===== Information shown =====
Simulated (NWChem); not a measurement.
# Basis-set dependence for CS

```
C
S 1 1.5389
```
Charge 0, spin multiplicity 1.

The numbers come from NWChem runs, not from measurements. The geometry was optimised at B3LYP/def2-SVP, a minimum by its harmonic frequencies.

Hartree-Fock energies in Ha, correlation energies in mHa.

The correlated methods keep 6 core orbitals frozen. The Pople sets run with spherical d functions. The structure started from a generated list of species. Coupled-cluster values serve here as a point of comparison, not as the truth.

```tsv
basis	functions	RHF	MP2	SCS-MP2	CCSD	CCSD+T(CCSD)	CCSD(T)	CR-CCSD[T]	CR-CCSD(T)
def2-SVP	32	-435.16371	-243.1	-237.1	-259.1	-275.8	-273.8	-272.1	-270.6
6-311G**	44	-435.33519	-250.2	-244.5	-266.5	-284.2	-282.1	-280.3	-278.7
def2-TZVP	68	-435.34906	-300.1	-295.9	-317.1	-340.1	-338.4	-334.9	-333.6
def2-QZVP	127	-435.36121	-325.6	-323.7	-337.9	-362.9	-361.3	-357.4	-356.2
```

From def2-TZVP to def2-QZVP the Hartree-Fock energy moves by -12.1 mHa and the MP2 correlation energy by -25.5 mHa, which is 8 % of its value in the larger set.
=====

_Requirement:_
Look through the entries above and quote exactly the lines from the line with "# Basis-set dependence for CS" to the line with "The correlated methods", counting both of those lines.

_Exercise output:_
# Basis-set dependence for CS

```
C
S 1 1.5389
```
Charge 0, spin multiplicity 1.

The numbers come from NWChem runs, not from measurements. The geometry was optimised at B3LYP/def2-SVP, a minimum by its harmonic frequencies.

Hartree-Fock energies in Ha, correlation energies in mHa.

The correlated methods keep 6 core orbitals frozen. The Pople sets run with spherical d functions. The structure started from a generated list of species. Coupled-cluster values serve here as a point of comparison, not as the truth.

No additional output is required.